**STUDY MATERIAL**:
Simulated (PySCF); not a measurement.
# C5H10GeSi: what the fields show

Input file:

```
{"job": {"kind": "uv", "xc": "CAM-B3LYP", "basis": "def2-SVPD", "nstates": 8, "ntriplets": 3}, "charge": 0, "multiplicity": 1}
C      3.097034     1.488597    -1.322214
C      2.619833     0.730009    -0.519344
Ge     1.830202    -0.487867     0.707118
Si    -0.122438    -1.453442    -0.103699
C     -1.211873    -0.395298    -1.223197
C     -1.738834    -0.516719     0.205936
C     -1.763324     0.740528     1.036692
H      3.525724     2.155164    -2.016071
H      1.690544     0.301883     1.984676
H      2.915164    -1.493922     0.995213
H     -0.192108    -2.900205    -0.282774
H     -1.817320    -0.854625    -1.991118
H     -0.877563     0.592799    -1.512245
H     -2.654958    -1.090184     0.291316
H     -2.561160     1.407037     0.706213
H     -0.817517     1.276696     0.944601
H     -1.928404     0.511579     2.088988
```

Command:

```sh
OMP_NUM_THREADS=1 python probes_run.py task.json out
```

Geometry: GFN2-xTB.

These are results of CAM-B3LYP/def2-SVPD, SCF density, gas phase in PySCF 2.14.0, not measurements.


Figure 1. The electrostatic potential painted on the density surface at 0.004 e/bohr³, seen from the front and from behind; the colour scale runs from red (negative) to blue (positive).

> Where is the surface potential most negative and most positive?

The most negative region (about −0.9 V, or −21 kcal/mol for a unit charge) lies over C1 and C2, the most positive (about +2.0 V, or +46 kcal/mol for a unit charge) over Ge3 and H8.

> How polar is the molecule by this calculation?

**ASSIGNED TASK**: Give back exactly the material above from its opening line to the line bearing "The most negative".

**PROBLEM SOLUTION**:
Simulated (PySCF); not a measurement.
# C5H10GeSi: what the fields show

Input file:

```
{"job": {"kind": "uv", "xc": "CAM-B3LYP", "basis": "def2-SVPD", "nstates": 8, "ntriplets": 3}, "charge": 0, "multiplicity": 1}
C      3.097034     1.488597    -1.322214
C      2.619833     0.730009    -0.519344
Ge     1.830202    -0.487867     0.707118
Si    -0.122438    -1.453442    -0.103699
C     -1.211873    -0.395298    -1.223197
C     -1.738834    -0.516719     0.205936
C     -1.763324     0.740528     1.036692
H      3.525724     2.155164    -2.016071
H      1.690544     0.301883     1.984676
H      2.915164    -1.493922     0.995213
H     -0.192108    -2.900205    -0.282774
H     -1.817320    -0.854625    -1.991118
H     -0.877563     0.592799    -1.512245
H     -2.654958    -1.090184     0.291316
H     -2.561160     1.407037     0.706213
H     -0.817517     1.276696     0.944601
H     -1.928404     0.511579     2.088988
```

Command:

```sh
OMP_NUM_THREADS=1 python probes_run.py task.json out
```

Geometry: GFN2-xTB.

These are results of CAM-B3LYP/def2-SVPD, SCF density, gas phase in PySCF 2.14.0, not measurements.


Figure 1. The electrostatic potential painted on the density surface at 0.004 e/bohr³, seen from the front and from behind; the colour scale runs from red (negative) to blue (positive).

> Where is the surface potential most negative and most positive?

The most negative region (about −0.9 V, or −21 kcal/mol for a unit charge) lies over C1 and C2, the most positive (about +2.0 V, or +46 kcal/mol for a unit charge) over Ge3 and H8.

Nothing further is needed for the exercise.